==== Source data

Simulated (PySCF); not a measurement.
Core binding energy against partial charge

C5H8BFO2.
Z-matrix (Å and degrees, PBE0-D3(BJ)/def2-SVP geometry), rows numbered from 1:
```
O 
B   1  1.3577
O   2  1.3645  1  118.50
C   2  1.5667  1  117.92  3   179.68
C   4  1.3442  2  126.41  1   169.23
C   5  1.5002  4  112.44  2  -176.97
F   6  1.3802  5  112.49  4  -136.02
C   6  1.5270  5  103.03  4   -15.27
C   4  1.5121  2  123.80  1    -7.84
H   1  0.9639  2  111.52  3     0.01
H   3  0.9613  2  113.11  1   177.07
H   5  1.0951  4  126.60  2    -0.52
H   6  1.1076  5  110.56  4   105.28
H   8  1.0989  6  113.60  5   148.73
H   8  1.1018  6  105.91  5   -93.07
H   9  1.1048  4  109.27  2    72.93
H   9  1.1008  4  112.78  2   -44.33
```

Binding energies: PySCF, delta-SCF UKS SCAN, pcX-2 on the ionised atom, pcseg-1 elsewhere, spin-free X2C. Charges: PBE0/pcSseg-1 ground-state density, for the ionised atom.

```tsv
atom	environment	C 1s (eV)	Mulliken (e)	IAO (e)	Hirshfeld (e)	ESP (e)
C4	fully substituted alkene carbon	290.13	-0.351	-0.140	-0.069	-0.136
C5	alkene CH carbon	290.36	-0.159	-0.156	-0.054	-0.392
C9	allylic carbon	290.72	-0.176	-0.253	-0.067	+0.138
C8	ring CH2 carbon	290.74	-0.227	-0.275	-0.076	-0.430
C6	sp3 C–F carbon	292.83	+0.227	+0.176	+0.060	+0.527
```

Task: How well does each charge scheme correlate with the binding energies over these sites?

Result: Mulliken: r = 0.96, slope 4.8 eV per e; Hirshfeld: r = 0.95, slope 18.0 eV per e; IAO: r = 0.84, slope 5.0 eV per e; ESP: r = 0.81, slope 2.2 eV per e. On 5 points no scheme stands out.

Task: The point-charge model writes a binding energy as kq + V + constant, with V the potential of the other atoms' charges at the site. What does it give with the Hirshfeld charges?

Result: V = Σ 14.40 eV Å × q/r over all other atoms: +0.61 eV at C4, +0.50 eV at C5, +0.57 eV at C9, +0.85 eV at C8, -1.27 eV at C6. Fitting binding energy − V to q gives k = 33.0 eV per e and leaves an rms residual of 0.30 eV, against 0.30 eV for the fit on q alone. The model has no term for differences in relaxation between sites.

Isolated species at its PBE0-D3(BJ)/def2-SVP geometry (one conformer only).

========

Exercise: Everything from the first line of the data through the line holding "Result: Mulliken: r" should be output exactly, and no other lines.

Your solution:
Simulated (PySCF); not a measurement.
Core binding energy against partial charge

C5H8BFO2.
Z-matrix (Å and degrees, PBE0-D3(BJ)/def2-SVP geometry), rows numbered from 1:
```
O 
B   1  1.3577
O   2  1.3645  1  118.50
C   2  1.5667  1  117.92  3   179.68
C   4  1.3442  2  126.41  1   169.23
C   5  1.5002  4  112.44  2  -176.97
F   6  1.3802  5  112.49  4  -136.02
C   6  1.5270  5  103.03  4   -15.27
C   4  1.5121  2  123.80  1    -7.84
H   1  0.9639  2  111.52  3     0.01
H   3  0.9613  2  113.11  1   177.07
H   5  1.0951  4  126.60  2    -0.52
H   6  1.1076  5  110.56  4   105.28
H   8  1.0989  6  113.60  5   148.73
H   8  1.1018  6  105.91  5   -93.07
H   9  1.1048  4  109.27  2    72.93
H   9  1.1008  4  112.78  2   -44.33
```

Binding energies: PySCF, delta-SCF UKS SCAN, pcX-2 on the ionised atom, pcseg-1 elsewhere, spin-free X2C. Charges: PBE0/pcSseg-1 ground-state density, for the ionised atom.

```tsv
atom	environment	C 1s (eV)	Mulliken (e)	IAO (e)	Hirshfeld (e)	ESP (e)
C4	fully substituted alkene carbon	290.13	-0.351	-0.140	-0.069	-0.136
C5	alkene CH carbon	290.36	-0.159	-0.156	-0.054	-0.392
C9	allylic carbon	290.72	-0.176	-0.253	-0.067	+0.138
C8	ring CH2 carbon	290.74	-0.227	-0.275	-0.076	-0.430
C6	sp3 C–F carbon	292.83	+0.227	+0.176	+0.060	+0.527
```

Task: How well does each charge scheme correlate with the binding energies over these sites?

Result: Mulliken: r = 0.96, slope 4.8 eV per e; Hirshfeld: r = 0.95, slope 18.0 eV per e; IAO: r = 0.84, slope 5.0 eV per e; ESP: r = 0.81, slope 2.2 eV per e. On 5 points no scheme stands out.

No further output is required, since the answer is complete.